=== Section Start ===

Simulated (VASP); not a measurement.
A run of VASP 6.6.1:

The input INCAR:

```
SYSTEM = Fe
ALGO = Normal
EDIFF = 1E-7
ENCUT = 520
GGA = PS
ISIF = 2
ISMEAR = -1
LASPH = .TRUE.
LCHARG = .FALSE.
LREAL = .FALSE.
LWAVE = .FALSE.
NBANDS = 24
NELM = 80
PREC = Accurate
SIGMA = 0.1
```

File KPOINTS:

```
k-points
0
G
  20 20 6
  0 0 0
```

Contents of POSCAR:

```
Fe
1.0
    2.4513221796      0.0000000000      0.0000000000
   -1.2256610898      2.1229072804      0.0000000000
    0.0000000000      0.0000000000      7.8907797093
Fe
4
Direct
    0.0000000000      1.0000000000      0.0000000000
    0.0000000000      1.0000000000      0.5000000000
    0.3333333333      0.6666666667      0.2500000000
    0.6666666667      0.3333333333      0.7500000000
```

=== Section End ===

Repeat the data in full. Alter nothing.

Simulated (VASP); not a measurement.
A run of VASP 6.6.1:

The input INCAR:

```
SYSTEM = Fe
ALGO = Normal
EDIFF = 1E-7
ENCUT = 520
GGA = PS
ISIF = 2
ISMEAR = -1
LASPH = .TRUE.
LCHARG = .FALSE.
LREAL = .FALSE.
LWAVE = .FALSE.
NBANDS = 24
NELM = 80
PREC = Accurate
SIGMA = 0.1
```

File KPOINTS:

```
k-points
0
G
  20 20 6
  0 0 0
```

Contents of POSCAR:

```
Fe
1.0
    2.4513221796      0.0000000000      0.0000000000
   -1.2256610898      2.1229072804      0.0000000000
    0.0000000000      0.0000000000      7.8907797093
Fe
4
Direct
    0.0000000000      1.0000000000      0.0000000000
    0.0000000000      1.0000000000      0.5000000000
    0.3333333333      0.6666666667      0.2500000000
    0.6666666667      0.3333333333      0.7500000000
```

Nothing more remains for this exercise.